### Action item
For the data below, restate word for word only the lines from the line containing "The system is Co." through the line containing "166, to 0.1 Å).", both ends included.

### Supplied material
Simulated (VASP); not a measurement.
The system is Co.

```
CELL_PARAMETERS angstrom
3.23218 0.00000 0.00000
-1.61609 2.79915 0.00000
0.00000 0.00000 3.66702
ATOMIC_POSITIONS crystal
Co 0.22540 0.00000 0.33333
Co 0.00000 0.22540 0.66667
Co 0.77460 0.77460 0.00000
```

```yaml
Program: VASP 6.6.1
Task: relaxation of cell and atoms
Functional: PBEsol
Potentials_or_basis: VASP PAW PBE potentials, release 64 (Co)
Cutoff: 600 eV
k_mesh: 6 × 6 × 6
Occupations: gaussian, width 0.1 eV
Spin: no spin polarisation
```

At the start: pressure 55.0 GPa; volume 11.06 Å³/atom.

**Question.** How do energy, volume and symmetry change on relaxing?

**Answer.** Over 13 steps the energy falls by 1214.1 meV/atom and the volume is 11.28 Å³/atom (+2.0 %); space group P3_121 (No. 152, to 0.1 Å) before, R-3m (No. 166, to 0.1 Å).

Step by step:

### Result
The system is Co.

```
CELL_PARAMETERS angstrom
3.23218 0.00000 0.00000
-1.61609 2.79915 0.00000
0.00000 0.00000 3.66702
ATOMIC_POSITIONS crystal
Co 0.22540 0.00000 0.33333
Co 0.00000 0.22540 0.66667
Co 0.77460 0.77460 0.00000
```

```yaml
Program: VASP 6.6.1
Task: relaxation of cell and atoms
Functional: PBEsol
Potentials_or_basis: VASP PAW PBE potentials, release 64 (Co)
Cutoff: 600 eV
k_mesh: 6 × 6 × 6
Occupations: gaussian, width 0.1 eV
Spin: no spin polarisation
```

At the start: pressure 55.0 GPa; volume 11.06 Å³/atom.

**Question.** How do energy, volume and symmetry change on relaxing?

**Answer.** Over 13 steps the energy falls by 1214.1 meV/atom and the volume is 11.28 Å³/atom (+2.0 %); space group P3_121 (No. 152, to 0.1 Å) before, R-3m (No. 166, to 0.1 Å).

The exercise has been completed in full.